----- Records supplied -----

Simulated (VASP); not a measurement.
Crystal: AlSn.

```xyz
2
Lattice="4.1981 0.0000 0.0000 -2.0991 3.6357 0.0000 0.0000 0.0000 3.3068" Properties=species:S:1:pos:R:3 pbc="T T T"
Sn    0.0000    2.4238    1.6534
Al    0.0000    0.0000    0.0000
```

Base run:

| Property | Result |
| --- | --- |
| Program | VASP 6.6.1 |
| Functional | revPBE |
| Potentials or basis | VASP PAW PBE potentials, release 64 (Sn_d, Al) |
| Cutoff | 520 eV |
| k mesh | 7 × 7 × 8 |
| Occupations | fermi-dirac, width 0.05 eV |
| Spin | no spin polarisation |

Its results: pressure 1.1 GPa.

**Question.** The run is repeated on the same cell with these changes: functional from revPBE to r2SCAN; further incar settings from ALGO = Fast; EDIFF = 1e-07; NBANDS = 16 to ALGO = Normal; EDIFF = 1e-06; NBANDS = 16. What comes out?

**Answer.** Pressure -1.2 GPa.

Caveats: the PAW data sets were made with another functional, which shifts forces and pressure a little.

-----

__Activity__
Output the lines above exactly, but only those between the line holding "Property | Result |" and the line holding "Pressure -1.2 GPa.", inclusive.

__Written reply__
| Property | Result |
| --- | --- |
| Program | VASP 6.6.1 |
| Functional | revPBE |
| Potentials or basis | VASP PAW PBE potentials, release 64 (Sn_d, Al) |
| Cutoff | 520 eV |
| k mesh | 7 × 7 × 8 |
| Occupations | fermi-dirac, width 0.05 eV |
| Spin | no spin polarisation |

Its results: pressure 1.1 GPa.

**Question.** The run is repeated on the same cell with these changes: functional from revPBE to r2SCAN; further incar settings from ALGO = Fast; EDIFF = 1e-07; NBANDS = 16 to ALGO = Normal; EDIFF = 1e-06; NBANDS = 16. What comes out?

**Answer.** Pressure -1.2 GPa.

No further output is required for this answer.